━━━━

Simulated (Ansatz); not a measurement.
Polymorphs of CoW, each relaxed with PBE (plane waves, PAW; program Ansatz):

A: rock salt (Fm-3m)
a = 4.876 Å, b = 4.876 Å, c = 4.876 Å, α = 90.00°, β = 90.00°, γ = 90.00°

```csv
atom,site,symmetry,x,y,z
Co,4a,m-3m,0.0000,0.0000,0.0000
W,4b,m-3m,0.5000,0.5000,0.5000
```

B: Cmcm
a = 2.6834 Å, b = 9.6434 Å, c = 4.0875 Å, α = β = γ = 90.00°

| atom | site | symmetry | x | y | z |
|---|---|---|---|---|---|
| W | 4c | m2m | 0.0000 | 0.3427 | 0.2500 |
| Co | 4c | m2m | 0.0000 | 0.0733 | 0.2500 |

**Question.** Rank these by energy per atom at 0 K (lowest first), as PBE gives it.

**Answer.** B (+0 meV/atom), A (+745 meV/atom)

━━━━

• _ASSIGNED TASK_: Please write the data above out again, exactly the same.

• _TASK SOLUTION_:
Simulated (Ansatz); not a measurement.
Polymorphs of CoW, each relaxed with PBE (plane waves, PAW; program Ansatz):

A: rock salt (Fm-3m)
a = 4.876 Å, b = 4.876 Å, c = 4.876 Å, α = 90.00°, β = 90.00°, γ = 90.00°

```csv
atom,site,symmetry,x,y,z
Co,4a,m-3m,0.0000,0.0000,0.0000
W,4b,m-3m,0.5000,0.5000,0.5000
```

B: Cmcm
a = 2.6834 Å, b = 9.6434 Å, c = 4.0875 Å, α = β = γ = 90.00°

| atom | site | symmetry | x | y | z |
|---|---|---|---|---|---|
| W | 4c | m2m | 0.0000 | 0.3427 | 0.2500 |
| Co | 4c | m2m | 0.0000 | 0.0733 | 0.2500 |

**Question.** Rank these by energy per atom at 0 K (lowest first), as PBE gives it.

**Answer.** B (+0 meV/atom), A (+745 meV/atom)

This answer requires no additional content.